**STORED DATA**
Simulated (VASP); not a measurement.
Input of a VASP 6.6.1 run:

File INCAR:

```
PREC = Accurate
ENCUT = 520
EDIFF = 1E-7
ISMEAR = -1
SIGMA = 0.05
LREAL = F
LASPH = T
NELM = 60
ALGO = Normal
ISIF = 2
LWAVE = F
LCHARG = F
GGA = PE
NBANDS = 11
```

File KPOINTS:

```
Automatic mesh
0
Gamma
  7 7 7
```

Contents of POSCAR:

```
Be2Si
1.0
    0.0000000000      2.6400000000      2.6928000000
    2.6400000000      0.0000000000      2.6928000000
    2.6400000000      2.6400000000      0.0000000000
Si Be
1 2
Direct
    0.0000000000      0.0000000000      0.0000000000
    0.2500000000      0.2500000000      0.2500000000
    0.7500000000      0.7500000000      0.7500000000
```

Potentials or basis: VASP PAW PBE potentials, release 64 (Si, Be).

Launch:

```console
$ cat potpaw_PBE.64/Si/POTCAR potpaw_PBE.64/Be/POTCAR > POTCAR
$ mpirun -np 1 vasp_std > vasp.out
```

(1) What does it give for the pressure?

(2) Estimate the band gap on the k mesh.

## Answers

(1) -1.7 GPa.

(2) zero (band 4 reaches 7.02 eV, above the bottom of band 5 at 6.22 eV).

**WORK REQUEST**
Return, please, the lines of the data from the first through the line containing "(1) -1.7 GPa.", both kept, exactly as they stand and nothing more.

**TASK RESPONSE**
Simulated (VASP); not a measurement.
Input of a VASP 6.6.1 run:

File INCAR:

```
PREC = Accurate
ENCUT = 520
EDIFF = 1E-7
ISMEAR = -1
SIGMA = 0.05
LREAL = F
LASPH = T
NELM = 60
ALGO = Normal
ISIF = 2
LWAVE = F
LCHARG = F
GGA = PE
NBANDS = 11
```

File KPOINTS:

```
Automatic mesh
0
Gamma
  7 7 7
```

Contents of POSCAR:

```
Be2Si
1.0
    0.0000000000      2.6400000000      2.6928000000
    2.6400000000      0.0000000000      2.6928000000
    2.6400000000      2.6400000000      0.0000000000
Si Be
1 2
Direct
    0.0000000000      0.0000000000      0.0000000000
    0.2500000000      0.2500000000      0.2500000000
    0.7500000000      0.7500000000      0.7500000000
```

Potentials or basis: VASP PAW PBE potentials, release 64 (Si, Be).

Launch:

```console
$ cat potpaw_PBE.64/Si/POTCAR potpaw_PBE.64/Be/POTCAR > POTCAR
$ mpirun -np 1 vasp_std > vasp.out
```

(1) What does it give for the pressure?

(2) Estimate the band gap on the k mesh.

## Answers

(1) -1.7 GPa.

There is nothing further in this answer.